__Task item__
The records that follow must be repeated verbatim, every one of them.

========================================================================

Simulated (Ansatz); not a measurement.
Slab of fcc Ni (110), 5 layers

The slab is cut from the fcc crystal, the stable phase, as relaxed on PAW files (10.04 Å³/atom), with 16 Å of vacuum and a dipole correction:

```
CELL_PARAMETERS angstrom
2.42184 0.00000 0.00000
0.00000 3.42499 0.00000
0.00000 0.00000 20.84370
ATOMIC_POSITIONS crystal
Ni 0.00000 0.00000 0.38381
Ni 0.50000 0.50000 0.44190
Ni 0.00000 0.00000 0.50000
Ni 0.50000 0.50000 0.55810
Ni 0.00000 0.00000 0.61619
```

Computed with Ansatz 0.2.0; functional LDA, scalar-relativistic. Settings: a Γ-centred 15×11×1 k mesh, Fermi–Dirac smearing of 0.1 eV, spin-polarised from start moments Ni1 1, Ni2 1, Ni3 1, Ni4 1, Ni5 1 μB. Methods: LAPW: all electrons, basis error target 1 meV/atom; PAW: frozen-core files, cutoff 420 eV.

========================================================================

__Task solution__
Simulated (Ansatz); not a measurement.
Slab of fcc Ni (110), 5 layers

The slab is cut from the fcc crystal, the stable phase, as relaxed on PAW files (10.04 Å³/atom), with 16 Å of vacuum and a dipole correction:

```
CELL_PARAMETERS angstrom
2.42184 0.00000 0.00000
0.00000 3.42499 0.00000
0.00000 0.00000 20.84370
ATOMIC_POSITIONS crystal
Ni 0.00000 0.00000 0.38381
Ni 0.50000 0.50000 0.44190
Ni 0.00000 0.00000 0.50000
Ni 0.50000 0.50000 0.55810
Ni 0.00000 0.00000 0.61619
```

Computed with Ansatz 0.2.0; functional LDA, scalar-relativistic. Settings: a Γ-centred 15×11×1 k mesh, Fermi–Dirac smearing of 0.1 eV, spin-polarised from start moments Ni1 1, Ni2 1, Ni3 1, Ni4 1, Ni5 1 μB. Methods: LAPW: all electrons, basis error target 1 meV/atom; PAW: frozen-core files, cutoff 420 eV.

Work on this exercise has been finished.